*Action item*.
Could you transcribe every record below exactly as it stands?

*Material provided*.
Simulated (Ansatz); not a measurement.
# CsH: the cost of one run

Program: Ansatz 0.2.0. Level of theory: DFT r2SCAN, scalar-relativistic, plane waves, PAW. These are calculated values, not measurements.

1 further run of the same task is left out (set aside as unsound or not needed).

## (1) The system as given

*Task answer*.
Simulated (Ansatz); not a measurement.
# CsH: the cost of one run

Program: Ansatz 0.2.0. Level of theory: DFT r2SCAN, scalar-relativistic, plane waves, PAW. These are calculated values, not measurements.

1 further run of the same task is left out (set aside as unsound or not needed).

## (1) The system as given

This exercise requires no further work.